* Entries supplied
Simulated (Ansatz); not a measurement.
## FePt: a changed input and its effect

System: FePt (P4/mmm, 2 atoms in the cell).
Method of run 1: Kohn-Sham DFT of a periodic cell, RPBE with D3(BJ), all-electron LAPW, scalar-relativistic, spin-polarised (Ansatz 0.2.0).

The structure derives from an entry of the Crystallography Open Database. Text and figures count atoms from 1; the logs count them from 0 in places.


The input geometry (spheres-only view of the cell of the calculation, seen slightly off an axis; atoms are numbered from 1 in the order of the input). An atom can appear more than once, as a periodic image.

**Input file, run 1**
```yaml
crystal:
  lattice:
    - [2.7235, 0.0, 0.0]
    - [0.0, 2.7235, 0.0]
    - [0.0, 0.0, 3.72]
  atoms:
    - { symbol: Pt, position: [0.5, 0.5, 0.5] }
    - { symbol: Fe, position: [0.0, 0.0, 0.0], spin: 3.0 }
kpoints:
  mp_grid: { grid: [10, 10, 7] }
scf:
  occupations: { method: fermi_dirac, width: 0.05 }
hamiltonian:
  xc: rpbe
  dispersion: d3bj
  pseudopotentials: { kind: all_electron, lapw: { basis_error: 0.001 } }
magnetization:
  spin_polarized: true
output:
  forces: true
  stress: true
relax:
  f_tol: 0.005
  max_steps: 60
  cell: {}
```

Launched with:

* Assignment
In the answer, the listing above should be restated word for word.

* Reply
Simulated (Ansatz); not a measurement.
## FePt: a changed input and its effect

System: FePt (P4/mmm, 2 atoms in the cell).
Method of run 1: Kohn-Sham DFT of a periodic cell, RPBE with D3(BJ), all-electron LAPW, scalar-relativistic, spin-polarised (Ansatz 0.2.0).

The structure derives from an entry of the Crystallography Open Database. Text and figures count atoms from 1; the logs count them from 0 in places.


The input geometry (spheres-only view of the cell of the calculation, seen slightly off an axis; atoms are numbered from 1 in the order of the input). An atom can appear more than once, as a periodic image.

**Input file, run 1**
```yaml
crystal:
  lattice:
    - [2.7235, 0.0, 0.0]
    - [0.0, 2.7235, 0.0]
    - [0.0, 0.0, 3.72]
  atoms:
    - { symbol: Pt, position: [0.5, 0.5, 0.5] }
    - { symbol: Fe, position: [0.0, 0.0, 0.0], spin: 3.0 }
kpoints:
  mp_grid: { grid: [10, 10, 7] }
scf:
  occupations: { method: fermi_dirac, width: 0.05 }
hamiltonian:
  xc: rpbe
  dispersion: d3bj
  pseudopotentials: { kind: all_electron, lapw: { basis_error: 0.001 } }
magnetization:
  spin_polarized: true
output:
  forces: true
  stress: true
relax:
  f_tol: 0.005
  max_steps: 60
  cell: {}
```

Launched with:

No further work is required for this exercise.